Beginning with the first line, please return the entries exactly through the line that contains "Pariser-Parr-Pople SCF with", and leave out all later lines.

┄┄┄┄┄┄┄┄┄┄┄┄┄┄┄┄┄┄┄┄

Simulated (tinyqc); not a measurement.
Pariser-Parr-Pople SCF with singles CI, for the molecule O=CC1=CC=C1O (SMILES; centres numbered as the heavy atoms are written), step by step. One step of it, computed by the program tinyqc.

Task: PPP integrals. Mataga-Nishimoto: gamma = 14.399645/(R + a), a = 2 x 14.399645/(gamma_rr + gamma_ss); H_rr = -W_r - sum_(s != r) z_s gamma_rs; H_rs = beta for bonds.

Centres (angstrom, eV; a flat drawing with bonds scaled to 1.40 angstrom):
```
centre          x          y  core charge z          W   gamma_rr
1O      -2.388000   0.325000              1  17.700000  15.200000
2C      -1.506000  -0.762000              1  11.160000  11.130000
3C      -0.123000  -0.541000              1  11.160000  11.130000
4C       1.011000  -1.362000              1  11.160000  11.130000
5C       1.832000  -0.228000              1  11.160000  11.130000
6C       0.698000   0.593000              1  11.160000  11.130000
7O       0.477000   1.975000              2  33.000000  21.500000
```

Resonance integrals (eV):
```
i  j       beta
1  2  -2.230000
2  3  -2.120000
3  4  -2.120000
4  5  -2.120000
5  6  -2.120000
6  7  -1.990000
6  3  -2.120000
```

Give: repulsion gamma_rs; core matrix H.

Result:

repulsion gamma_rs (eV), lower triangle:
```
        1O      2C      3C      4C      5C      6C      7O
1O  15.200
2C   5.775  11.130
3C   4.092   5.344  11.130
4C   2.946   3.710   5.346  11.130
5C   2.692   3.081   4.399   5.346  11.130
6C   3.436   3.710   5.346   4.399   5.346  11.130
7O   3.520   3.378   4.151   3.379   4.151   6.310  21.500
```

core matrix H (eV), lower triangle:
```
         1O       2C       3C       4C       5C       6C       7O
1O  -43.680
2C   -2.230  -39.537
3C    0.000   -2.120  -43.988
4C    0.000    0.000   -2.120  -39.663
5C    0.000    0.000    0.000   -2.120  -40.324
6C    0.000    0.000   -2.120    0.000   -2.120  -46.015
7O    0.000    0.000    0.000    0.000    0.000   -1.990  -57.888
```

┄┄┄┄┄┄┄┄┄┄┄┄┄┄┄┄┄┄┄┄

— Exercise answer —
Simulated (tinyqc); not a measurement.
Pariser-Parr-Pople SCF with singles CI, for the molecule O=CC1=CC=C1O (SMILES; centres numbered as the heavy atoms are written), step by step. One step of it, computed by the program tinyqc.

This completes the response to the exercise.